### ASSIGNMENT
Will you return, word for word, only the lines from the top of the data below down to and including the one with "The questions are"?

### EXCERPTED RECORDS
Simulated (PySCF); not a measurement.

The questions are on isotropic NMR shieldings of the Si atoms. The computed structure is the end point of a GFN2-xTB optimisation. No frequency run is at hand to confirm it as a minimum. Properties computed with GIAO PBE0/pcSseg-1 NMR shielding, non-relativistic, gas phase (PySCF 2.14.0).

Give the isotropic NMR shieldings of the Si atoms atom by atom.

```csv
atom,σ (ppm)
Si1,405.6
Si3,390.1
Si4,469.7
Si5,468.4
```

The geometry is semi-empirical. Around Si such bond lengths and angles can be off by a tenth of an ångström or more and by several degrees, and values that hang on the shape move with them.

### REPLY
Simulated (PySCF); not a measurement.

The questions are on isotropic NMR shieldings of the Si atoms. The computed structure is the end point of a GFN2-xTB optimisation. No frequency run is at hand to confirm it as a minimum. Properties computed with GIAO PBE0/pcSseg-1 NMR shielding, non-relativistic, gas phase (PySCF 2.14.0).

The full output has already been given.